Top of Supplied records
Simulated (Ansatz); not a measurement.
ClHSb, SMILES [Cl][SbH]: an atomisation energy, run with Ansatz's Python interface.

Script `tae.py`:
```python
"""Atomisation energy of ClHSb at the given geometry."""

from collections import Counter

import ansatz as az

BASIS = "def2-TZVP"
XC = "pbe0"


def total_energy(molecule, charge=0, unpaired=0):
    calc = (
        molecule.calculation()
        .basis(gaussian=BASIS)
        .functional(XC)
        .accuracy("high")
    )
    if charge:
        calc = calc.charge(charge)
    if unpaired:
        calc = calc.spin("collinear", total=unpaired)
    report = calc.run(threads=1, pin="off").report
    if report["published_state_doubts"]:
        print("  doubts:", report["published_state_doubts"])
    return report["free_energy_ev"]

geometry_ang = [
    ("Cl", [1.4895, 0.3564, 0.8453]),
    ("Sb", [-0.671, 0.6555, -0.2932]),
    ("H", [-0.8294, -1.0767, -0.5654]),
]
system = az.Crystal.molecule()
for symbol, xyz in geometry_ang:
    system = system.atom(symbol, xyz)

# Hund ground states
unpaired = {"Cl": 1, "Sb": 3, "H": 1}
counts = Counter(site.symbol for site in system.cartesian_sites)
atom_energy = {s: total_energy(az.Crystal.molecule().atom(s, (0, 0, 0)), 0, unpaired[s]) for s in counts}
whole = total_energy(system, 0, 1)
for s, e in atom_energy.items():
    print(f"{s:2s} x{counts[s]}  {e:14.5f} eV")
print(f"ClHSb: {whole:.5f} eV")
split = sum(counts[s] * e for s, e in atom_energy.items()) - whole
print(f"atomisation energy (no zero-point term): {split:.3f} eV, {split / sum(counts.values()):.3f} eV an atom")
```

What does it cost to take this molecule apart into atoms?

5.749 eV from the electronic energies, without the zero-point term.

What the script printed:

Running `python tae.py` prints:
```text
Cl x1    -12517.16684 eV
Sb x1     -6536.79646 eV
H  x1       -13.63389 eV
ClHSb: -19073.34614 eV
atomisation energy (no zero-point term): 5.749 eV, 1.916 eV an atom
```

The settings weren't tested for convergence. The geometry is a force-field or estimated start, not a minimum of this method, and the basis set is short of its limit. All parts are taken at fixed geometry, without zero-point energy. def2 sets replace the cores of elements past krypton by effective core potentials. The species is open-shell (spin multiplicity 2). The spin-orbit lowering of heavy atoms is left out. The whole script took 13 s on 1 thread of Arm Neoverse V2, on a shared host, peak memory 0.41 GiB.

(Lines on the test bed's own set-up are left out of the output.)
Bottom of Supplied records

- **Action item**
From the records above, quote only the lines running from the line with "5.749 eV from" to the line with "The settings weren't", both lines included.

- **Exercise solution**
5.749 eV from the electronic energies, without the zero-point term.

What the script printed:

Running `python tae.py` prints:
```text
Cl x1    -12517.16684 eV
Sb x1     -6536.79646 eV
H  x1       -13.63389 eV
ClHSb: -19073.34614 eV
atomisation energy (no zero-point term): 5.749 eV, 1.916 eV an atom
```

The settings weren't tested for convergence. The geometry is a force-field or estimated start, not a minimum of this method, and the basis set is short of its limit. All parts are taken at fixed geometry, without zero-point energy. def2 sets replace the cores of elements past krypton by effective core potentials. The species is open-shell (spin multiplicity 2). The spin-orbit lowering of heavy atoms is left out. The whole script took 13 s on 1 thread of Arm Neoverse V2, on a shared host, peak memory 0.41 GiB.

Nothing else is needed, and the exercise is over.